• [Exercise] Output the records below again, precisely as they are written.

------------------------------------------------

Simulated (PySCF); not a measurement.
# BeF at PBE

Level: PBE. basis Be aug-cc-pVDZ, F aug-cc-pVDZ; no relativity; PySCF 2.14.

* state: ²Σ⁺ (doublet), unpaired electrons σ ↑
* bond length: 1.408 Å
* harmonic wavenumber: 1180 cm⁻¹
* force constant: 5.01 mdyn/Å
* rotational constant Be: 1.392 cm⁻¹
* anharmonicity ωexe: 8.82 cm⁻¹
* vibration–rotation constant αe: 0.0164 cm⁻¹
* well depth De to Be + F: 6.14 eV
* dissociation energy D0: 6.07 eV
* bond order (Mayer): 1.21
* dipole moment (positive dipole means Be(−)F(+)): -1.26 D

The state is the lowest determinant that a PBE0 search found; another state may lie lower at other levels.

------------------------------------------------

• [Task result]
Simulated (PySCF); not a measurement.
# BeF at PBE

Level: PBE. basis Be aug-cc-pVDZ, F aug-cc-pVDZ; no relativity; PySCF 2.14.

* state: ²Σ⁺ (doublet), unpaired electrons σ ↑
* bond length: 1.408 Å
* harmonic wavenumber: 1180 cm⁻¹
* force constant: 5.01 mdyn/Å
* rotational constant Be: 1.392 cm⁻¹
* anharmonicity ωexe: 8.82 cm⁻¹
* vibration–rotation constant αe: 0.0164 cm⁻¹
* well depth De to Be + F: 6.14 eV
* dissociation energy D0: 6.07 eV
* bond order (Mayer): 1.21
* dipole moment (positive dipole means Be(−)F(+)): -1.26 D

The state is the lowest determinant that a PBE0 search found; another state may lie lower at other levels.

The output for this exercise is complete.